———
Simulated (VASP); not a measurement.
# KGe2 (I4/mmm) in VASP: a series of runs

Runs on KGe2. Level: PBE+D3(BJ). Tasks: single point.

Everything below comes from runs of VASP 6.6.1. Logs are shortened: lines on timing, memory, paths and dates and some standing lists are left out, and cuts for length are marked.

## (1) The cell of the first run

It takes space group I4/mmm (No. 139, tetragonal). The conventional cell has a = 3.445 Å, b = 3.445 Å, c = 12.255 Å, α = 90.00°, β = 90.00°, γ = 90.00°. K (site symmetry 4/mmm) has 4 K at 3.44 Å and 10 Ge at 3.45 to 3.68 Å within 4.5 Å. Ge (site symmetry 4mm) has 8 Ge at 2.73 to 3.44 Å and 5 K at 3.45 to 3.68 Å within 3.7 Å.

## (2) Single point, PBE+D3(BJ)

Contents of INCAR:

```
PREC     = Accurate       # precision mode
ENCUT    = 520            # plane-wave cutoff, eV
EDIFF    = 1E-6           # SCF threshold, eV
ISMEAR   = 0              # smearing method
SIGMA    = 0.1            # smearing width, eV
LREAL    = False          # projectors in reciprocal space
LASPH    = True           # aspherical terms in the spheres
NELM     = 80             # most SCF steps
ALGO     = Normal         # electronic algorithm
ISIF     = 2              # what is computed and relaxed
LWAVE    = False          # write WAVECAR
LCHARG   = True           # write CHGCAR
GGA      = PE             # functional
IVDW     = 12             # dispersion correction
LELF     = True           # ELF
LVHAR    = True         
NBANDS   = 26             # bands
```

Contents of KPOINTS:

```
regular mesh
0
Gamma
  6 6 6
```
———

■ **Work item**:
Where the listing above has a line with "# KGe2 (I4/mmm) in VASP: a series of runs", start there, and output every line exactly through the line with "## (1) The cell of the first run", which is also included.

■ **Response area**:
# KGe2 (I4/mmm) in VASP: a series of runs

Runs on KGe2. Level: PBE+D3(BJ). Tasks: single point.

Everything below comes from runs of VASP 6.6.1. Logs are shortened: lines on timing, memory, paths and dates and some standing lists are left out, and cuts for length are marked.

## (1) The cell of the first run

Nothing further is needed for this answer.